• [Required action]
Both the line containing "7.378 | 5.33 | – |" and the line containing "Problem. Where does" belong to the span. Output exactly that span from the listing below, and nothing outside it.

• [Data shown]
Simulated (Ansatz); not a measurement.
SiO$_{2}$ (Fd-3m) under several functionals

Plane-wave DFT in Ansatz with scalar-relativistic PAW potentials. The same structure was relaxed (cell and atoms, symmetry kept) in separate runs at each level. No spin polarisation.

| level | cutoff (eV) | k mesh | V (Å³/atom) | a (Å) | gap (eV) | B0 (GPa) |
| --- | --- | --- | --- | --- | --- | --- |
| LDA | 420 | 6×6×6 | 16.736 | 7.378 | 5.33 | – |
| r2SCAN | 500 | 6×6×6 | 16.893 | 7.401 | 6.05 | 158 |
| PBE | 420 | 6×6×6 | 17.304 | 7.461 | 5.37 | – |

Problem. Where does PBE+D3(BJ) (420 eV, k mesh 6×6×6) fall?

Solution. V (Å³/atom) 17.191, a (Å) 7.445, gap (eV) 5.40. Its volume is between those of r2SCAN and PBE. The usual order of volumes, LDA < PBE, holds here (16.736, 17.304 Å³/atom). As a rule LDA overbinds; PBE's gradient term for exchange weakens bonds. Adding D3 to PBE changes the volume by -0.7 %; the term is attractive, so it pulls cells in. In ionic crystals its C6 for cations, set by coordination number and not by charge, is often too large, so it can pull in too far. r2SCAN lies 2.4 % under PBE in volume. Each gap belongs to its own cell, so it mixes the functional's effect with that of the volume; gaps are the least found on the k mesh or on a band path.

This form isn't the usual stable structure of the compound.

• [Task answer]
| LDA | 420 | 6×6×6 | 16.736 | 7.378 | 5.33 | – |
| r2SCAN | 500 | 6×6×6 | 16.893 | 7.401 | 6.05 | 158 |
| PBE | 420 | 6×6×6 | 17.304 | 7.461 | 5.37 | – |

Problem. Where does PBE+D3(BJ) (420 eV, k mesh 6×6×6) fall?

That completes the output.